- [Brief]
Here the job is to return only the lines of the material, exactly, from the first one to the line with "Solution. (a) 0.1.".

- [Listed records]
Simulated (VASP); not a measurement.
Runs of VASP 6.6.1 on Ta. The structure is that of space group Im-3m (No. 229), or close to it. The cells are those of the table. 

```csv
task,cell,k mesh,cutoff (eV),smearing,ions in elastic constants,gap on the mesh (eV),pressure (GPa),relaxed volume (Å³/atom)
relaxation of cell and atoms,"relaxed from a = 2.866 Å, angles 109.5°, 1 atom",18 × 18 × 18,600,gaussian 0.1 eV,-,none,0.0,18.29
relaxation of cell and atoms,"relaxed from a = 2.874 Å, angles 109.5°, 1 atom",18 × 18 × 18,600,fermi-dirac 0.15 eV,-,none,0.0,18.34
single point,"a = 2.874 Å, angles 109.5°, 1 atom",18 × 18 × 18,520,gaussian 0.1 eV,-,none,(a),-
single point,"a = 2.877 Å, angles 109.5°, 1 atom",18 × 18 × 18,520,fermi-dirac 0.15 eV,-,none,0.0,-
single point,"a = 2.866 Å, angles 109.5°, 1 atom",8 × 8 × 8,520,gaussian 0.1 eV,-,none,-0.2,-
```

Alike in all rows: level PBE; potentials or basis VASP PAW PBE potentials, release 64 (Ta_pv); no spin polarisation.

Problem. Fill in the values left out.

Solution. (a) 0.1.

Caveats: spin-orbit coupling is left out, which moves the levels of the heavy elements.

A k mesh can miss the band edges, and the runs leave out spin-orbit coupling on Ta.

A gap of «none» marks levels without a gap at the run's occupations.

- [Problem solution]
Simulated (VASP); not a measurement.
Runs of VASP 6.6.1 on Ta. The structure is that of space group Im-3m (No. 229), or close to it. The cells are those of the table. 

```csv
task,cell,k mesh,cutoff (eV),smearing,ions in elastic constants,gap on the mesh (eV),pressure (GPa),relaxed volume (Å³/atom)
relaxation of cell and atoms,"relaxed from a = 2.866 Å, angles 109.5°, 1 atom",18 × 18 × 18,600,gaussian 0.1 eV,-,none,0.0,18.29
relaxation of cell and atoms,"relaxed from a = 2.874 Å, angles 109.5°, 1 atom",18 × 18 × 18,600,fermi-dirac 0.15 eV,-,none,0.0,18.34
single point,"a = 2.874 Å, angles 109.5°, 1 atom",18 × 18 × 18,520,gaussian 0.1 eV,-,none,(a),-
single point,"a = 2.877 Å, angles 109.5°, 1 atom",18 × 18 × 18,520,fermi-dirac 0.15 eV,-,none,0.0,-
single point,"a = 2.866 Å, angles 109.5°, 1 atom",8 × 8 × 8,520,gaussian 0.1 eV,-,none,-0.2,-
```

Alike in all rows: level PBE; potentials or basis VASP PAW PBE potentials, release 64 (Ta_pv); no spin polarisation.

Problem. Fill in the values left out.

Solution. (a) 0.1.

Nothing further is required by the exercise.